REQUIRED ACTION:
Below are records; reproduce exactly the lines from the first through the one containing "Answer: Computed: B, by".

AVAILABLE DATA:
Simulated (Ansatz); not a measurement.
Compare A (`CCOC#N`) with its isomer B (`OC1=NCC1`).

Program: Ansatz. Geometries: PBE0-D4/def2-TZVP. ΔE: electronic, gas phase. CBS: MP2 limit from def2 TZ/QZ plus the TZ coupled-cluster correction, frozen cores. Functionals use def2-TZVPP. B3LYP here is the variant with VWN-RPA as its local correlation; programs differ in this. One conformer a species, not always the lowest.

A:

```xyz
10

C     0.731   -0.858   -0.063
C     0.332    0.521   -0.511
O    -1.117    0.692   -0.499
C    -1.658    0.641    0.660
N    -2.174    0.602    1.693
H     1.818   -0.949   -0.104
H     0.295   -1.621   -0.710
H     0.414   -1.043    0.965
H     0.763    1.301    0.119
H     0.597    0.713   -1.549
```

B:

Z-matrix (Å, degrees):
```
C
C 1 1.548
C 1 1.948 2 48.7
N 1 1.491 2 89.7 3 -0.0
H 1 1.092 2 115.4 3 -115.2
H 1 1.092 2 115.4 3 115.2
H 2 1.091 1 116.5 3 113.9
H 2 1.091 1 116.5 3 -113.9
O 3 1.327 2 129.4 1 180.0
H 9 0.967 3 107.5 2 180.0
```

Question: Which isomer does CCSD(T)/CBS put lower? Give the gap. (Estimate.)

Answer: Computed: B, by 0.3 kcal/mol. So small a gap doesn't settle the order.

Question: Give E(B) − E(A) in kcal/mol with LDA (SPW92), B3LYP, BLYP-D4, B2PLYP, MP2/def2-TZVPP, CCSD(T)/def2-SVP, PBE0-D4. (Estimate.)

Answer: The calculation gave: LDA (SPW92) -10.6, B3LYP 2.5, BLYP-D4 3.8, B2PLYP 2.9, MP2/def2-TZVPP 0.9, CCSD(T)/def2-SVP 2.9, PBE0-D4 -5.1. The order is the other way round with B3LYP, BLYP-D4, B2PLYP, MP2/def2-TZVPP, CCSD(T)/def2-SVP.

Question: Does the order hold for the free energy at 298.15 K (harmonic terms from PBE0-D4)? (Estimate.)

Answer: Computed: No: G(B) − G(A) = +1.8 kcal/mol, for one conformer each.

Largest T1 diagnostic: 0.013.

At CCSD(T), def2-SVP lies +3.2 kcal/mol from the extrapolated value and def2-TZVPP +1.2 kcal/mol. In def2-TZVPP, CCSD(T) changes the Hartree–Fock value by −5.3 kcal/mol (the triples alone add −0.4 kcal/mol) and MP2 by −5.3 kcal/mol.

TASK SOLUTION:
Simulated (Ansatz); not a measurement.
Compare A (`CCOC#N`) with its isomer B (`OC1=NCC1`).

Program: Ansatz. Geometries: PBE0-D4/def2-TZVP. ΔE: electronic, gas phase. CBS: MP2 limit from def2 TZ/QZ plus the TZ coupled-cluster correction, frozen cores. Functionals use def2-TZVPP. B3LYP here is the variant with VWN-RPA as its local correlation; programs differ in this. One conformer a species, not always the lowest.

A:

```xyz
10

C     0.731   -0.858   -0.063
C     0.332    0.521   -0.511
O    -1.117    0.692   -0.499
C    -1.658    0.641    0.660
N    -2.174    0.602    1.693
H     1.818   -0.949   -0.104
H     0.295   -1.621   -0.710
H     0.414   -1.043    0.965
H     0.763    1.301    0.119
H     0.597    0.713   -1.549
```

B:

Z-matrix (Å, degrees):
```
C
C 1 1.548
C 1 1.948 2 48.7
N 1 1.491 2 89.7 3 -0.0
H 1 1.092 2 115.4 3 -115.2
H 1 1.092 2 115.4 3 115.2
H 2 1.091 1 116.5 3 113.9
H 2 1.091 1 116.5 3 -113.9
O 3 1.327 2 129.4 1 180.0
H 9 0.967 3 107.5 2 180.0
```

Question: Which isomer does CCSD(T)/CBS put lower? Give the gap. (Estimate.)

Answer: Computed: B, by 0.3 kcal/mol. So small a gap doesn't settle the order.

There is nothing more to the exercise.